__DATA SHOWN__
>>>>
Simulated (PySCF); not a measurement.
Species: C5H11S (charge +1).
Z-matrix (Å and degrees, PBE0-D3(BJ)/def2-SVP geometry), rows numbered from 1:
<<<<

__WORK ITEM__
Leaving every word in place, retype all of the listing.

__TASK OUTPUT__
Simulated (PySCF); not a measurement.
Species: C5H11S (charge +1).
Z-matrix (Å and degrees, PBE0-D3(BJ)/def2-SVP geometry), rows numbered from 1:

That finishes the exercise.